Work order | Give back all of the data exactly as it appears here.

___ Source material
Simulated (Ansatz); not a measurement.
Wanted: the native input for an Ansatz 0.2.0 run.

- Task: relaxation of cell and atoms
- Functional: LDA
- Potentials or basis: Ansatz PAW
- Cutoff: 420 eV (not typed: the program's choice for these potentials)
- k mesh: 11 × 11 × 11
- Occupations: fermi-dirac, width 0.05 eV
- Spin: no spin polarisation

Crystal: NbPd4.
______

Written answer |
Simulated (Ansatz); not a measurement.
Wanted: the native input for an Ansatz 0.2.0 run.

- Task: relaxation of cell and atoms
- Functional: LDA
- Potentials or basis: Ansatz PAW
- Cutoff: 420 eV (not typed: the program's choice for these potentials)
- k mesh: 11 × 11 × 11
- Occupations: fermi-dirac, width 0.05 eV
- Spin: no spin polarisation

Crystal: NbPd4.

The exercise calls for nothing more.